> **WORK REQUEST**
Write the data out again, matching every line exactly.

> **PROVIDED INFORMATION**
-- Opening Marker --
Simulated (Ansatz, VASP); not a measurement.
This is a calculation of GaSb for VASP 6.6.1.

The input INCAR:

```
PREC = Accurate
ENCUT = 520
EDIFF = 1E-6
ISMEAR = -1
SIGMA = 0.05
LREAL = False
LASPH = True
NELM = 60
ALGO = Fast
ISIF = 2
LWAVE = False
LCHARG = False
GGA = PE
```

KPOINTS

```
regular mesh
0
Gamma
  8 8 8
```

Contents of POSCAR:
-- Closing Marker --

> **EXERCISE RESPONSE**
Simulated (Ansatz, VASP); not a measurement.
This is a calculation of GaSb for VASP 6.6.1.

The input INCAR:

```
PREC = Accurate
ENCUT = 520
EDIFF = 1E-6
ISMEAR = -1
SIGMA = 0.05
LREAL = False
LASPH = True
NELM = 60
ALGO = Fast
ISIF = 2
LWAVE = False
LCHARG = False
GGA = PE
```

KPOINTS

```
regular mesh
0
Gamma
  8 8 8
```

Contents of POSCAR:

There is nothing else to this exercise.